Without changing a single character, write out every record below.

>>>>>

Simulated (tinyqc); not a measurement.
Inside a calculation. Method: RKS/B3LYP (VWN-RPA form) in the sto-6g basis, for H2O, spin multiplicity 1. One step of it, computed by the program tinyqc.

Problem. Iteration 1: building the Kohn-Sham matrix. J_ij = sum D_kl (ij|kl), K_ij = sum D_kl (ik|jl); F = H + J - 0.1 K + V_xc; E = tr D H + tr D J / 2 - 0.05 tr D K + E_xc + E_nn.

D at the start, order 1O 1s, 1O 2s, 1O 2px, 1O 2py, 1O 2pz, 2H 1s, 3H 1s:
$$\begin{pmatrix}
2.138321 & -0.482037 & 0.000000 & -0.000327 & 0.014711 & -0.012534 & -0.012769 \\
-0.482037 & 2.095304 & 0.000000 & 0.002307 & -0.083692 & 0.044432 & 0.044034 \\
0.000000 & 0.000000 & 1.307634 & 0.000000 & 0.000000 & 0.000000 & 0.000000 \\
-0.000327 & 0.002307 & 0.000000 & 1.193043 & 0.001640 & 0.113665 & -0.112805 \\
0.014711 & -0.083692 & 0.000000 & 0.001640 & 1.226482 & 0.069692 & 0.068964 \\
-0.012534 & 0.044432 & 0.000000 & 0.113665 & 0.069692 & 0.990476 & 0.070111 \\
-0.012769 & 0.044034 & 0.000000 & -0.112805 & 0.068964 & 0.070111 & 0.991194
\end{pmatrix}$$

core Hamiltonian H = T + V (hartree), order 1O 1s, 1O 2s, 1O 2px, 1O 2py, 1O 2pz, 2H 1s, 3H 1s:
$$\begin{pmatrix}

<<<<<

# [Exercise result]
Simulated (tinyqc); not a measurement.
Inside a calculation. Method: RKS/B3LYP (VWN-RPA form) in the sto-6g basis, for H2O, spin multiplicity 1. One step of it, computed by the program tinyqc.

Problem. Iteration 1: building the Kohn-Sham matrix. J_ij = sum D_kl (ij|kl), K_ij = sum D_kl (ik|jl); F = H + J - 0.1 K + V_xc; E = tr D H + tr D J / 2 - 0.05 tr D K + E_xc + E_nn.

D at the start, order 1O 1s, 1O 2s, 1O 2px, 1O 2py, 1O 2pz, 2H 1s, 3H 1s:
$$\begin{pmatrix}
2.138321 & -0.482037 & 0.000000 & -0.000327 & 0.014711 & -0.012534 & -0.012769 \\
-0.482037 & 2.095304 & 0.000000 & 0.002307 & -0.083692 & 0.044432 & 0.044034 \\
0.000000 & 0.000000 & 1.307634 & 0.000000 & 0.000000 & 0.000000 & 0.000000 \\
-0.000327 & 0.002307 & 0.000000 & 1.193043 & 0.001640 & 0.113665 & -0.112805 \\
0.014711 & -0.083692 & 0.000000 & 0.001640 & 1.226482 & 0.069692 & 0.068964 \\
-0.012534 & 0.044432 & 0.000000 & 0.113665 & 0.069692 & 0.990476 & 0.070111 \\
-0.012769 & 0.044034 & 0.000000 & -0.112805 & 0.068964 & 0.070111 & 0.991194
\end{pmatrix}$$

core Hamiltonian H = T + V (hartree), order 1O 1s, 1O 2s, 1O 2px, 1O 2py, 1O 2pz, 2H 1s, 3H 1s:
$$\begin{pmatrix}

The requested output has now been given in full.